## Requirement
Exactly as given, write out all the entries again.

--- START ---

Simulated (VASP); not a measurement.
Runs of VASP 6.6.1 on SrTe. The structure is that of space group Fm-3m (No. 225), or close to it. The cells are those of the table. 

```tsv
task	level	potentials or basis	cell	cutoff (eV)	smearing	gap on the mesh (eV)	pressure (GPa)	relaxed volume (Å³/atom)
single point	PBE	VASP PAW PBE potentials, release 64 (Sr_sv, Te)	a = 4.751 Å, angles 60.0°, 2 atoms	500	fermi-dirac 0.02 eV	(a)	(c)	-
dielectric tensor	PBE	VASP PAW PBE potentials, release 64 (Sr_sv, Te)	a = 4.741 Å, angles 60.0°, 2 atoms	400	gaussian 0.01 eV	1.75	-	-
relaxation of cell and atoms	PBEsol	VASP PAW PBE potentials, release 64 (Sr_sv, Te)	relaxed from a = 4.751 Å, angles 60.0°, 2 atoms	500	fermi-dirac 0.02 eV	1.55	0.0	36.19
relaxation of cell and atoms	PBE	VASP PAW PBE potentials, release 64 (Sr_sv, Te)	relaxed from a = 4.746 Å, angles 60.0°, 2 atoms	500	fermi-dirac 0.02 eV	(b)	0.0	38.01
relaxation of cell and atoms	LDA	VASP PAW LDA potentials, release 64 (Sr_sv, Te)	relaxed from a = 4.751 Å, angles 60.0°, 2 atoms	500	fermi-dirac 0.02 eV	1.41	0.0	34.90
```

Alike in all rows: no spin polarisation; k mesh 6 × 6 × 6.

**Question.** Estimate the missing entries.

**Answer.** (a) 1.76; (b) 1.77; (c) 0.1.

--- END ---

## Written reply
Simulated (VASP); not a measurement.
Runs of VASP 6.6.1 on SrTe. The structure is that of space group Fm-3m (No. 225), or close to it. The cells are those of the table. 

```tsv
task	level	potentials or basis	cell	cutoff (eV)	smearing	gap on the mesh (eV)	pressure (GPa)	relaxed volume (Å³/atom)
single point	PBE	VASP PAW PBE potentials, release 64 (Sr_sv, Te)	a = 4.751 Å, angles 60.0°, 2 atoms	500	fermi-dirac 0.02 eV	(a)	(c)	-
dielectric tensor	PBE	VASP PAW PBE potentials, release 64 (Sr_sv, Te)	a = 4.741 Å, angles 60.0°, 2 atoms	400	gaussian 0.01 eV	1.75	-	-
relaxation of cell and atoms	PBEsol	VASP PAW PBE potentials, release 64 (Sr_sv, Te)	relaxed from a = 4.751 Å, angles 60.0°, 2 atoms	500	fermi-dirac 0.02 eV	1.55	0.0	36.19
relaxation of cell and atoms	PBE	VASP PAW PBE potentials, release 64 (Sr_sv, Te)	relaxed from a = 4.746 Å, angles 60.0°, 2 atoms	500	fermi-dirac 0.02 eV	(b)	0.0	38.01
relaxation of cell and atoms	LDA	VASP PAW LDA potentials, release 64 (Sr_sv, Te)	relaxed from a = 4.751 Å, angles 60.0°, 2 atoms	500	fermi-dirac 0.02 eV	1.41	0.0	34.90
```

Alike in all rows: no spin polarisation; k mesh 6 × 6 × 6.

**Question.** Estimate the missing entries.

**Answer.** (a) 1.76; (b) 1.77; (c) 0.1.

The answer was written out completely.